## ACTION ITEM
In the data below, one line contains "Solution (20 °C): 0.0014" and a later one contains "H+ 0.80, HSO4- 0.73, SO4-2". Print both, with every line between them, exactly and alone.

## SOURCE DATA
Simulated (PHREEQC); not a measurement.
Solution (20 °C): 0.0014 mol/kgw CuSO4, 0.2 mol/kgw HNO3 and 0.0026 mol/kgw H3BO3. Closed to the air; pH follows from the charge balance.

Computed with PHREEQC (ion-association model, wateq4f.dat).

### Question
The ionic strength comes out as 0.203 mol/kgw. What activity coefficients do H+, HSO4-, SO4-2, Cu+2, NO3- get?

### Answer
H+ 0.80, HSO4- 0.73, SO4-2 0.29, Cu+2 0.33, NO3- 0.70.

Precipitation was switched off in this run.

## RESPONSE
Solution (20 °C): 0.0014 mol/kgw CuSO4, 0.2 mol/kgw HNO3 and 0.0026 mol/kgw H3BO3. Closed to the air; pH follows from the charge balance.

Computed with PHREEQC (ion-association model, wateq4f.dat).

### Question
The ionic strength comes out as 0.203 mol/kgw. What activity coefficients do H+, HSO4-, SO4-2, Cu+2, NO3- get?

### Answer
H+ 0.80, HSO4- 0.73, SO4-2 0.29, Cu+2 0.33, NO3- 0.70.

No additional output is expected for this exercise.